^^^^^^^^^^^^^^^^
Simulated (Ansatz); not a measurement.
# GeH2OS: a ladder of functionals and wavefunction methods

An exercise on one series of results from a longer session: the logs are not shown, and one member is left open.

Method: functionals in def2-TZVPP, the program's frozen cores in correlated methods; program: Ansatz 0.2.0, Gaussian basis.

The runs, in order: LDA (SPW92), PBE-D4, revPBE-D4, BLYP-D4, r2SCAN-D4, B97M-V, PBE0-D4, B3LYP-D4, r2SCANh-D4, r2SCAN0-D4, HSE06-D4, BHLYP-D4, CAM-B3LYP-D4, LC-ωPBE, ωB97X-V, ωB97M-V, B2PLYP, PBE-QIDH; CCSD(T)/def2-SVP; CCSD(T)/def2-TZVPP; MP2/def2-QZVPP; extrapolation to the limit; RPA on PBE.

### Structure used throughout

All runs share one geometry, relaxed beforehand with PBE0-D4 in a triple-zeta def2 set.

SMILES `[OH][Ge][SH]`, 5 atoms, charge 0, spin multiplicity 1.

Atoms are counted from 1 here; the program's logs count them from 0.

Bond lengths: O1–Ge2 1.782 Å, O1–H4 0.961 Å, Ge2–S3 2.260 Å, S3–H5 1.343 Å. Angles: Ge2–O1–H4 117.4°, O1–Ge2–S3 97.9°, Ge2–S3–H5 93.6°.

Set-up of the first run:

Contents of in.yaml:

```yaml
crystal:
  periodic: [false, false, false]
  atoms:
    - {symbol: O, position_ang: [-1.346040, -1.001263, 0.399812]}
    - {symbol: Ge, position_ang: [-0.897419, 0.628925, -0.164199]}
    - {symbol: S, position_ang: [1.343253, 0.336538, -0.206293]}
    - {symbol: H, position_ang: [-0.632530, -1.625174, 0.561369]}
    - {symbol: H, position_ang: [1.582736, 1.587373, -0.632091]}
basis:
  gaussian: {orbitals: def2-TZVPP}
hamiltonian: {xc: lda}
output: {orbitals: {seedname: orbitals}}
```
^^^^^^^^^^^^^^^^

Looking at the data above, write out exactly the lines that start at the one containing "The runs, in" and end at the one containing "Bond lengths: O1–Ge2"; include both and nothing beyond.

Your response:
The runs, in order: LDA (SPW92), PBE-D4, revPBE-D4, BLYP-D4, r2SCAN-D4, B97M-V, PBE0-D4, B3LYP-D4, r2SCANh-D4, r2SCAN0-D4, HSE06-D4, BHLYP-D4, CAM-B3LYP-D4, LC-ωPBE, ωB97X-V, ωB97M-V, B2PLYP, PBE-QIDH; CCSD(T)/def2-SVP; CCSD(T)/def2-TZVPP; MP2/def2-QZVPP; extrapolation to the limit; RPA on PBE.

### Structure used throughout

All runs share one geometry, relaxed beforehand with PBE0-D4 in a triple-zeta def2 set.

SMILES `[OH][Ge][SH]`, 5 atoms, charge 0, spin multiplicity 1.

Atoms are counted from 1 here; the program's logs count them from 0.

Bond lengths: O1–Ge2 1.782 Å, O1–H4 0.961 Å, Ge2–S3 2.260 Å, S3–H5 1.343 Å. Angles: Ge2–O1–H4 117.4°, O1–Ge2–S3 97.9°, Ge2–S3–H5 93.6°.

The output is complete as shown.